*** Material shown ***

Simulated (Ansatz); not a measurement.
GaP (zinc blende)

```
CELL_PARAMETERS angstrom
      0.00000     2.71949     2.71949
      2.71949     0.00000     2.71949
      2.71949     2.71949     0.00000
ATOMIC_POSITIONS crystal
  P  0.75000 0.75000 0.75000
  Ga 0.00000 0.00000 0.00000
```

*** End of Material shown ***

Brief :: Each line of the records must be reproduced exactly.

Answer section ::
Simulated (Ansatz); not a measurement.
GaP (zinc blende)

```
CELL_PARAMETERS angstrom
      0.00000     2.71949     2.71949
      2.71949     0.00000     2.71949
      2.71949     2.71949     0.00000
ATOMIC_POSITIONS crystal
  P  0.75000 0.75000 0.75000
  Ga 0.00000 0.00000 0.00000
```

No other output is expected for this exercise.